> WORK ITEM: The answer should consist of every line of the material, repeated verbatim.

─── EXCERPTED DATA ───
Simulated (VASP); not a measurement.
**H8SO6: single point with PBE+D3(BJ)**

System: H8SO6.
───

> WRITTEN ANSWER:
Simulated (VASP); not a measurement.
**H8SO6: single point with PBE+D3(BJ)**

System: H8SO6.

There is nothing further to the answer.